___ GIVEN RECORDS

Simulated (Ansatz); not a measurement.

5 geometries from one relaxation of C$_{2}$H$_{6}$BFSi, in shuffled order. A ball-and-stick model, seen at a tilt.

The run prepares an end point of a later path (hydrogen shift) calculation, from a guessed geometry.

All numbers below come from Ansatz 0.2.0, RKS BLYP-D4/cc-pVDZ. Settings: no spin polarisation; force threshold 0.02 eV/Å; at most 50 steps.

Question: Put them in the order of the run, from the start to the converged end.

______

### ACTION ITEM
All lines of the data above must be repeated exactly.

### YOUR SOLUTION
Simulated (Ansatz); not a measurement.

5 geometries from one relaxation of C$_{2}$H$_{6}$BFSi, in shuffled order. A ball-and-stick model, seen at a tilt.

The run prepares an end point of a later path (hydrogen shift) calculation, from a guessed geometry.

All numbers below come from Ansatz 0.2.0, RKS BLYP-D4/cc-pVDZ. Settings: no spin polarisation; force threshold 0.02 eV/Å; at most 50 steps.

Question: Put them in the order of the run, from the start to the converged end.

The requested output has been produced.